─── Dataset
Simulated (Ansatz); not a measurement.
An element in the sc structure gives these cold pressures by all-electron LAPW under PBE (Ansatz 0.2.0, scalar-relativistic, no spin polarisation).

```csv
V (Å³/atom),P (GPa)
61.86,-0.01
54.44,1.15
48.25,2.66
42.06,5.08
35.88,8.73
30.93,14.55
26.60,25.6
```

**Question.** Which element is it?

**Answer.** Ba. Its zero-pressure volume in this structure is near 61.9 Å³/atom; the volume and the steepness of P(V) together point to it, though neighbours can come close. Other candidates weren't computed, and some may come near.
──────

Assigned task
Please give the listing again exactly, line for line.

Task response
Simulated (Ansatz); not a measurement.
An element in the sc structure gives these cold pressures by all-electron LAPW under PBE (Ansatz 0.2.0, scalar-relativistic, no spin polarisation).

```csv
V (Å³/atom),P (GPa)
61.86,-0.01
54.44,1.15
48.25,2.66
42.06,5.08
35.88,8.73
30.93,14.55
26.60,25.6
```

**Question.** Which element is it?

**Answer.** Ba. Its zero-pressure volume in this structure is near 61.9 Å³/atom; the volume and the steepness of P(V) together point to it, though neighbours can come close. Other candidates weren't computed, and some may come near.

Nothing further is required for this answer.